» **Activity**: From the line below that contains "Give a relaxed" to the line that contains "the end point", repeat every line exactly, both ends included, and nothing else.

» **Source material**:
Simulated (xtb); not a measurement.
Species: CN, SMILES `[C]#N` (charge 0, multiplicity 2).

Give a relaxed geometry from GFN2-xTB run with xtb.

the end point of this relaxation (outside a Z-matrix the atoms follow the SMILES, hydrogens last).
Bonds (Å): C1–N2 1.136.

» **Written response**:
Give a relaxed geometry from GFN2-xTB run with xtb.

the end point of this relaxation (outside a Z-matrix the atoms follow the SMILES, hydrogens last).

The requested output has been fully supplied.